__Provided data__.
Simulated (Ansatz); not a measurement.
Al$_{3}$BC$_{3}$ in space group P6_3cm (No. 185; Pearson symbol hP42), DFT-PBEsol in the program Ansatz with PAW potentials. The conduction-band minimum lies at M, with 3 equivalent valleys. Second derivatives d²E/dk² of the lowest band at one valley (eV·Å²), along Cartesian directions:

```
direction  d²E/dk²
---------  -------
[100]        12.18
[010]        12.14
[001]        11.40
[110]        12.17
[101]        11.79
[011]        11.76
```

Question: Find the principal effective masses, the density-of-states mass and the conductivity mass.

__Work instruction__.
Give the complete listing again, exactly as it appears above.

__Task output__.
Simulated (Ansatz); not a measurement.
Al$_{3}$BC$_{3}$ in space group P6_3cm (No. 185; Pearson symbol hP42), DFT-PBEsol in the program Ansatz with PAW potentials. The conduction-band minimum lies at M, with 3 equivalent valleys. Second derivatives d²E/dk² of the lowest band at one valley (eV·Å²), along Cartesian directions:

```
direction  d²E/dk²
---------  -------
[100]        12.18
[010]        12.14
[001]        11.40
[110]        12.17
[101]        11.79
[011]        11.76
```

Question: Find the principal effective masses, the density-of-states mass and the conductivity mass.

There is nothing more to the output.